[RECORDED DATA — start]

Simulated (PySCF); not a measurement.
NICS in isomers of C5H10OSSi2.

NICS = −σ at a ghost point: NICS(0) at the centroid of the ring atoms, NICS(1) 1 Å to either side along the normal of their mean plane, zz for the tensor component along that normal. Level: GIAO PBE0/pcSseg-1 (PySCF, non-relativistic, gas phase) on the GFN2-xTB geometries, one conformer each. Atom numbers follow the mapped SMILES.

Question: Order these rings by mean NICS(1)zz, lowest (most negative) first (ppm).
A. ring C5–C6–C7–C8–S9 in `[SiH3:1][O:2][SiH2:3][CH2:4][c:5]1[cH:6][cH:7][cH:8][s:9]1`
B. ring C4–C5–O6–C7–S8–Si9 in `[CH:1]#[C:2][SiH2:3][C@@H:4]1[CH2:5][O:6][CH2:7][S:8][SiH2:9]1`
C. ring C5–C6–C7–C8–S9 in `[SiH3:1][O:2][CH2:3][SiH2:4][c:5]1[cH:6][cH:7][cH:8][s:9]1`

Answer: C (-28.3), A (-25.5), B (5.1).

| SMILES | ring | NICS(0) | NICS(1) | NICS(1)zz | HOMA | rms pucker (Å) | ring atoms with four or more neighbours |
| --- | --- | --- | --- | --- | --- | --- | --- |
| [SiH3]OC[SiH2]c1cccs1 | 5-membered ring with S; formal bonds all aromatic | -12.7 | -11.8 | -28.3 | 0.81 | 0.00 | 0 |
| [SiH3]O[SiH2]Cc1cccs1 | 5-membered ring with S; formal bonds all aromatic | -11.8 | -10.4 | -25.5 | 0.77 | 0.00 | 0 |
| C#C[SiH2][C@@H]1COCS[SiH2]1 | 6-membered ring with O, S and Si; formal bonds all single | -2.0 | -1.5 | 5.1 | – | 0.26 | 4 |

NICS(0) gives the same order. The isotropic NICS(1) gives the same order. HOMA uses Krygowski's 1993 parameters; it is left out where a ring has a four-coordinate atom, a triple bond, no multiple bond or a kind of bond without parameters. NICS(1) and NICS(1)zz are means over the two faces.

[RECORDED DATA — finish]

• EXERCISE
Exactly as they appear, please write out the lines from the opening of the listing above down to the line containing "NICS = −σ at", with both end lines included.

• WRITTEN RESPONSE
Simulated (PySCF); not a measurement.
NICS in isomers of C5H10OSSi2.

NICS = −σ at a ghost point: NICS(0) at the centroid of the ring atoms, NICS(1) 1 Å to either side along the normal of their mean plane, zz for the tensor component along that normal. Level: GIAO PBE0/pcSseg-1 (PySCF, non-relativistic, gas phase) on the GFN2-xTB geometries, one conformer each. Atom numbers follow the mapped SMILES.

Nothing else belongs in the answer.